**** RECORDED DATA

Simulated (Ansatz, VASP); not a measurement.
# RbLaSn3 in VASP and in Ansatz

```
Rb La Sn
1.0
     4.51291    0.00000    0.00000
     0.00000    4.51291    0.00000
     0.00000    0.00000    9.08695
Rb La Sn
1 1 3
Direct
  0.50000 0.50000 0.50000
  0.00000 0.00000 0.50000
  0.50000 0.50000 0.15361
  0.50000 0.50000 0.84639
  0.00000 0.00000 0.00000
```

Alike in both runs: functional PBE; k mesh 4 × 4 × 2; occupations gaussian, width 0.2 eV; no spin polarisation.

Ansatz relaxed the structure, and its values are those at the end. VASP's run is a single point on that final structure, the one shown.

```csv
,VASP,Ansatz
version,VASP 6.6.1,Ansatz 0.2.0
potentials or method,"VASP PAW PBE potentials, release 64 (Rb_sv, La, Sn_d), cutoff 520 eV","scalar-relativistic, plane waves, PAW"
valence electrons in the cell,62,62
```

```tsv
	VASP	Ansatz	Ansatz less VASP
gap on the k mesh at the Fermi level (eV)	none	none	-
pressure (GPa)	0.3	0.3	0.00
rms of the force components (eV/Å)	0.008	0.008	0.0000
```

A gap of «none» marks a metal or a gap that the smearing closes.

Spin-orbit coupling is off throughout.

********

** WORK ITEM **
Quote the listing word for word from its first line through the line in which "the smearing closes." appears.

** EXPECTED ANSWER **
Simulated (Ansatz, VASP); not a measurement.
# RbLaSn3 in VASP and in Ansatz

```
Rb La Sn
1.0
     4.51291    0.00000    0.00000
     0.00000    4.51291    0.00000
     0.00000    0.00000    9.08695
Rb La Sn
1 1 3
Direct
  0.50000 0.50000 0.50000
  0.00000 0.00000 0.50000
  0.50000 0.50000 0.15361
  0.50000 0.50000 0.84639
  0.00000 0.00000 0.00000
```

Alike in both runs: functional PBE; k mesh 4 × 4 × 2; occupations gaussian, width 0.2 eV; no spin polarisation.

Ansatz relaxed the structure, and its values are those at the end. VASP's run is a single point on that final structure, the one shown.

```csv
,VASP,Ansatz
version,VASP 6.6.1,Ansatz 0.2.0
potentials or method,"VASP PAW PBE potentials, release 64 (Rb_sv, La, Sn_d), cutoff 520 eV","scalar-relativistic, plane waves, PAW"
valence electrons in the cell,62,62
```

```tsv
	VASP	Ansatz	Ansatz less VASP
gap on the k mesh at the Fermi level (eV)	none	none	-
pressure (GPa)	0.3	0.3	0.00
rms of the force components (eV/Å)	0.008	0.008	0.0000
```

A gap of «none» marks a metal or a gap that the smearing closes.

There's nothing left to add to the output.